§ Work task: Each line of the material below needs to be returned exactly as written.

§ Extracted entries:
------------

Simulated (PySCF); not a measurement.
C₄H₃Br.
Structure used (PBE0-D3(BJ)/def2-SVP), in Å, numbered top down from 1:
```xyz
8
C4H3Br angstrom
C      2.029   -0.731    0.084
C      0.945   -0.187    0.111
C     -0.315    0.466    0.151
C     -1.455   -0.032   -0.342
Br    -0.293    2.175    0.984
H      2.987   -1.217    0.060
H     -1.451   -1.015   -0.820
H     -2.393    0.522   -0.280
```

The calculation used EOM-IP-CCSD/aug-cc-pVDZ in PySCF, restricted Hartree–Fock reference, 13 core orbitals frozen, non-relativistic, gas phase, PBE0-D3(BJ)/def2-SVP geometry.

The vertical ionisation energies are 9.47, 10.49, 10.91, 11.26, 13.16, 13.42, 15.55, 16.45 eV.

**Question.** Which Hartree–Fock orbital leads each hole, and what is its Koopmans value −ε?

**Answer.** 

------------

§ Exercise answer:
Simulated (PySCF); not a measurement.
C₄H₃Br.
Structure used (PBE0-D3(BJ)/def2-SVP), in Å, numbered top down from 1:
```xyz
8
C4H3Br angstrom
C      2.029   -0.731    0.084
C      0.945   -0.187    0.111
C     -0.315    0.466    0.151
C     -1.455   -0.032   -0.342
Br    -0.293    2.175    0.984
H      2.987   -1.217    0.060
H     -1.451   -1.015   -0.820
H     -2.393    0.522   -0.280
```

The calculation used EOM-IP-CCSD/aug-cc-pVDZ in PySCF, restricted Hartree–Fock reference, 13 core orbitals frozen, non-relativistic, gas phase, PBE0-D3(BJ)/def2-SVP geometry.

The vertical ionisation energies are 9.47, 10.49, 10.91, 11.26, 13.16, 13.42, 15.55, 16.45 eV.

**Question.** Which Hartree–Fock orbital leads each hole, and what is its Koopmans value −ε?

**Answer.** 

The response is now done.